Record extracts:
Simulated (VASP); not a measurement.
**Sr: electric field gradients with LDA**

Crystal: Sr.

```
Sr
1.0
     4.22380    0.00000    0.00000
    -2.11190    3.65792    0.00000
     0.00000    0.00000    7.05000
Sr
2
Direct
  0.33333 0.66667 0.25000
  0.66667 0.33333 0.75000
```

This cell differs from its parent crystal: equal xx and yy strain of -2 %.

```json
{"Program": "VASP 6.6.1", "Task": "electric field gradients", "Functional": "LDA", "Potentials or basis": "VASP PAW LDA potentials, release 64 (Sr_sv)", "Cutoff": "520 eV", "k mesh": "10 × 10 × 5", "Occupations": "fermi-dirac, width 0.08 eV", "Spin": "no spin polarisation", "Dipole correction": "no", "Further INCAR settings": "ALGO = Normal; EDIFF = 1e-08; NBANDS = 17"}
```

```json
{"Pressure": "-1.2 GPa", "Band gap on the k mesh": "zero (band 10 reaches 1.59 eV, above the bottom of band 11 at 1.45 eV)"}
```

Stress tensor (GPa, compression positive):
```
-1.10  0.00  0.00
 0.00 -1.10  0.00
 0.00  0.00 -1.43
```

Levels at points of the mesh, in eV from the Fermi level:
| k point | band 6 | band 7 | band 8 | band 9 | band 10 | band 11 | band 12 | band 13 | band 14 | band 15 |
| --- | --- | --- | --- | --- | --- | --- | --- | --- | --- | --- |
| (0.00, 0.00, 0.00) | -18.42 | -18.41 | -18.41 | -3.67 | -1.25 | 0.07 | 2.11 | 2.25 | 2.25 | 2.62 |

Task item:
Each entry must be retyped exactly as it was written above.

Task response:
Simulated (VASP); not a measurement.
**Sr: electric field gradients with LDA**

Crystal: Sr.

```
Sr
1.0
     4.22380    0.00000    0.00000
    -2.11190    3.65792    0.00000
     0.00000    0.00000    7.05000
Sr
2
Direct
  0.33333 0.66667 0.25000
  0.66667 0.33333 0.75000
```

This cell differs from its parent crystal: equal xx and yy strain of -2 %.

```json
{"Program": "VASP 6.6.1", "Task": "electric field gradients", "Functional": "LDA", "Potentials or basis": "VASP PAW LDA potentials, release 64 (Sr_sv)", "Cutoff": "520 eV", "k mesh": "10 × 10 × 5", "Occupations": "fermi-dirac, width 0.08 eV", "Spin": "no spin polarisation", "Dipole correction": "no", "Further INCAR settings": "ALGO = Normal; EDIFF = 1e-08; NBANDS = 17"}
```

```json
{"Pressure": "-1.2 GPa", "Band gap on the k mesh": "zero (band 10 reaches 1.59 eV, above the bottom of band 11 at 1.45 eV)"}
```

Stress tensor (GPa, compression positive):
```
-1.10  0.00  0.00
 0.00 -1.10  0.00
 0.00  0.00 -1.43
```

Levels at points of the mesh, in eV from the Fermi level:
| k point | band 6 | band 7 | band 8 | band 9 | band 10 | band 11 | band 12 | band 13 | band 14 | band 15 |
| --- | --- | --- | --- | --- | --- | --- | --- | --- | --- | --- |
| (0.00, 0.00, 0.00) | -18.42 | -18.41 | -18.41 | -3.67 | -1.25 | 0.07 | 2.11 | 2.25 | 2.25 | 2.62 |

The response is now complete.